WORK REQUEST: Each record below needs to be retyped exactly.

*** DATA UNDER STUDY Section Begins ***
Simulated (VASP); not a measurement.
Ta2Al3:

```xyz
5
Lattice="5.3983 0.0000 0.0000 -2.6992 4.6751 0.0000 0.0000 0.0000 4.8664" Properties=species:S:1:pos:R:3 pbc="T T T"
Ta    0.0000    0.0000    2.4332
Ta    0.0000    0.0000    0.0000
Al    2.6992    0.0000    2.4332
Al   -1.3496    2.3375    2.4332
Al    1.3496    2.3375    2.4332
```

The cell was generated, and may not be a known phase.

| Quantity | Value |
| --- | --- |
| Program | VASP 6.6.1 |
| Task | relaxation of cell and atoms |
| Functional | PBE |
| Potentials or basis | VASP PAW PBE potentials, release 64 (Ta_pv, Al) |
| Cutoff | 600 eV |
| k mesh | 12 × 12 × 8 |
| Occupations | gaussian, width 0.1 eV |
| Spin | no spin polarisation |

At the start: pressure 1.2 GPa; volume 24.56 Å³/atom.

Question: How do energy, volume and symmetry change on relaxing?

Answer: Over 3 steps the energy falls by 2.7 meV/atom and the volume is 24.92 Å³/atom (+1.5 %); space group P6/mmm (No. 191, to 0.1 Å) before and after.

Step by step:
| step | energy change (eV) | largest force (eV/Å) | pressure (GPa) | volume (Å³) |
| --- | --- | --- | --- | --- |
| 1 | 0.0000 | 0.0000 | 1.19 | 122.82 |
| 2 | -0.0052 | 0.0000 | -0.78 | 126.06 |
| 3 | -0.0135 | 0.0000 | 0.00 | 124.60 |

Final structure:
*** DATA UNDER STUDY Section Ends ***

RESPONSE AREA:
Simulated (VASP); not a measurement.
Ta2Al3:

```xyz
5
Lattice="5.3983 0.0000 0.0000 -2.6992 4.6751 0.0000 0.0000 0.0000 4.8664" Properties=species:S:1:pos:R:3 pbc="T T T"
Ta    0.0000    0.0000    2.4332
Ta    0.0000    0.0000    0.0000
Al    2.6992    0.0000    2.4332
Al   -1.3496    2.3375    2.4332
Al    1.3496    2.3375    2.4332
```

The cell was generated, and may not be a known phase.

| Quantity | Value |
| --- | --- |
| Program | VASP 6.6.1 |
| Task | relaxation of cell and atoms |
| Functional | PBE |
| Potentials or basis | VASP PAW PBE potentials, release 64 (Ta_pv, Al) |
| Cutoff | 600 eV |
| k mesh | 12 × 12 × 8 |
| Occupations | gaussian, width 0.1 eV |
| Spin | no spin polarisation |

At the start: pressure 1.2 GPa; volume 24.56 Å³/atom.

Question: How do energy, volume and symmetry change on relaxing?

Answer: Over 3 steps the energy falls by 2.7 meV/atom and the volume is 24.92 Å³/atom (+1.5 %); space group P6/mmm (No. 191, to 0.1 Å) before and after.

Step by step:
| step | energy change (eV) | largest force (eV/Å) | pressure (GPa) | volume (Å³) |
| --- | --- | --- | --- | --- |
| 1 | 0.0000 | 0.0000 | 1.19 | 122.82 |
| 2 | -0.0052 | 0.0000 | -0.78 | 126.06 |
| 3 | -0.0135 | 0.0000 | 0.00 | 124.60 |

Final structure:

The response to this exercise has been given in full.